┄┄┄┄┄┄┄┄┄┄┄┄┄┄┄┄┄┄┄┄

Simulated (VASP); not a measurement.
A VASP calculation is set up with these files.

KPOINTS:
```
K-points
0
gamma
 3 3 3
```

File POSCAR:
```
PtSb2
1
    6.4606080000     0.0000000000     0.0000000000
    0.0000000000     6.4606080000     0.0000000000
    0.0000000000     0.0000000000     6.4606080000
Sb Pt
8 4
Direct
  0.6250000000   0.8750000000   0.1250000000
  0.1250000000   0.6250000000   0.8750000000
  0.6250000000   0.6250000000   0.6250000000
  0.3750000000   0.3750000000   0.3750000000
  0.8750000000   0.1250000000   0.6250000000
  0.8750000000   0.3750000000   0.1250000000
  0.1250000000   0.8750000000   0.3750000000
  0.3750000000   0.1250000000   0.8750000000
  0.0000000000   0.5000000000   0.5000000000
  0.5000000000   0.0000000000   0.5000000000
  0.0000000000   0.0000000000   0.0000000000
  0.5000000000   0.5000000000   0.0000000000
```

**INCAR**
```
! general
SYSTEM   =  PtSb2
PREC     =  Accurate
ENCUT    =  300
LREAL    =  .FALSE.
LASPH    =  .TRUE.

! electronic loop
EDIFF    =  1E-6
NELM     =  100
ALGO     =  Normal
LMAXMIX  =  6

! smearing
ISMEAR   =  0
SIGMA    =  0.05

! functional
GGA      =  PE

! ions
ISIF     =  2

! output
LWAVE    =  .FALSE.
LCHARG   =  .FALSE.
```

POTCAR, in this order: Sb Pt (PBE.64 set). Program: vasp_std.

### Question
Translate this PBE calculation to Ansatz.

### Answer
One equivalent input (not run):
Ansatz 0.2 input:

┄┄┄┄┄┄┄┄┄┄┄┄┄┄┄┄┄┄┄┄

* [Exercise]: Take the entries above and copy them exactly from the first line through the line with "One equivalent input"; leave out every line after it.

* [Task answer]:
Simulated (VASP); not a measurement.
A VASP calculation is set up with these files.

KPOINTS:
```
K-points
0
gamma
 3 3 3
```

File POSCAR:
```
PtSb2
1
    6.4606080000     0.0000000000     0.0000000000
    0.0000000000     6.4606080000     0.0000000000
    0.0000000000     0.0000000000     6.4606080000
Sb Pt
8 4
Direct
  0.6250000000   0.8750000000   0.1250000000
  0.1250000000   0.6250000000   0.8750000000
  0.6250000000   0.6250000000   0.6250000000
  0.3750000000   0.3750000000   0.3750000000
  0.8750000000   0.1250000000   0.6250000000
  0.8750000000   0.3750000000   0.1250000000
  0.1250000000   0.8750000000   0.3750000000
  0.3750000000   0.1250000000   0.8750000000
  0.0000000000   0.5000000000   0.5000000000
  0.5000000000   0.0000000000   0.5000000000
  0.0000000000   0.0000000000   0.0000000000
  0.5000000000   0.5000000000   0.0000000000
```

**INCAR**
```
! general
SYSTEM   =  PtSb2
PREC     =  Accurate
ENCUT    =  300
LREAL    =  .FALSE.
LASPH    =  .TRUE.

! electronic loop
EDIFF    =  1E-6
NELM     =  100
ALGO     =  Normal
LMAXMIX  =  6

! smearing
ISMEAR   =  0
SIGMA    =  0.05

! functional
GGA      =  PE

! ions
ISIF     =  2

! output
LWAVE    =  .FALSE.
LCHARG   =  .FALSE.
```

POTCAR, in this order: Sb Pt (PBE.64 set). Program: vasp_std.

### Question
Translate this PBE calculation to Ansatz.

### Answer
One equivalent input (not run):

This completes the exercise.